__Available data__.
<<<<
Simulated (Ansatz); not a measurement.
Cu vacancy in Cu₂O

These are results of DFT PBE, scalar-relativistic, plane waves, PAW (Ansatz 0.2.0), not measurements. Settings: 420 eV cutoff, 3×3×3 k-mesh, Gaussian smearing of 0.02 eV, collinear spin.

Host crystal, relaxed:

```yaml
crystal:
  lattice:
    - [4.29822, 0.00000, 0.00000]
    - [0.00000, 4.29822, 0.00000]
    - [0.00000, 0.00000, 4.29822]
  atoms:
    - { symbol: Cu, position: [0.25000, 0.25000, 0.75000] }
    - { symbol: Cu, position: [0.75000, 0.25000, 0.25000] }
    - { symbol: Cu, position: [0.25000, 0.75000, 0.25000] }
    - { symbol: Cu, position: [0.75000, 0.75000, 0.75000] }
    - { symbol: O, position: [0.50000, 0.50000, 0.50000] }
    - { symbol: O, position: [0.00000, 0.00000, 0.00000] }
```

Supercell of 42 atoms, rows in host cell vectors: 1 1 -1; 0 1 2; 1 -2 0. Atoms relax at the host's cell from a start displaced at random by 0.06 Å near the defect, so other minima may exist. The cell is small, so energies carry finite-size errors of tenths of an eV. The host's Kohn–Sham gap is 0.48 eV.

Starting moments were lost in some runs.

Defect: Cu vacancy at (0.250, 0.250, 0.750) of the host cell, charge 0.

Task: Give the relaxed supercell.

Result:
>>>>

__Brief__. Starting at the first line of the records, print each line exactly, stopping after the line that contains "Task: Give the relaxed supercell.".

__Your solution__.
Simulated (Ansatz); not a measurement.
Cu vacancy in Cu₂O

These are results of DFT PBE, scalar-relativistic, plane waves, PAW (Ansatz 0.2.0), not measurements. Settings: 420 eV cutoff, 3×3×3 k-mesh, Gaussian smearing of 0.02 eV, collinear spin.

Host crystal, relaxed:

```yaml
crystal:
  lattice:
    - [4.29822, 0.00000, 0.00000]
    - [0.00000, 4.29822, 0.00000]
    - [0.00000, 0.00000, 4.29822]
  atoms:
    - { symbol: Cu, position: [0.25000, 0.25000, 0.75000] }
    - { symbol: Cu, position: [0.75000, 0.25000, 0.25000] }
    - { symbol: Cu, position: [0.25000, 0.75000, 0.25000] }
    - { symbol: Cu, position: [0.75000, 0.75000, 0.75000] }
    - { symbol: O, position: [0.50000, 0.50000, 0.50000] }
    - { symbol: O, position: [0.00000, 0.00000, 0.00000] }
```

Supercell of 42 atoms, rows in host cell vectors: 1 1 -1; 0 1 2; 1 -2 0. Atoms relax at the host's cell from a start displaced at random by 0.06 Å near the defect, so other minima may exist. The cell is small, so energies carry finite-size errors of tenths of an eV. The host's Kohn–Sham gap is 0.48 eV.

Starting moments were lost in some runs.

Defect: Cu vacancy at (0.250, 0.250, 0.750) of the host cell, charge 0.

Task: Give the relaxed supercell.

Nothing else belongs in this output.